=== Begin Enclosure ===
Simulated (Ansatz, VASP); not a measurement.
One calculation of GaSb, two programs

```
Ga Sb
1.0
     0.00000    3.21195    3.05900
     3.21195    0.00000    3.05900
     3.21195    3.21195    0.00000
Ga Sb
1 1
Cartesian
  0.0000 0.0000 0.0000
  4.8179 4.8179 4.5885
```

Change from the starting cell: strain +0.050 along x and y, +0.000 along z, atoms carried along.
=== End Enclosure ===

WORK ORDER:
In full and without changes, copy the entries above.

ANSWER SPACE:
Simulated (Ansatz, VASP); not a measurement.
One calculation of GaSb, two programs

```
Ga Sb
1.0
     0.00000    3.21195    3.05900
     3.21195    0.00000    3.05900
     3.21195    3.21195    0.00000
Ga Sb
1 1
Cartesian
  0.0000 0.0000 0.0000
  4.8179 4.8179 4.5885
```

Change from the starting cell: strain +0.050 along x and y, +0.000 along z, atoms carried along.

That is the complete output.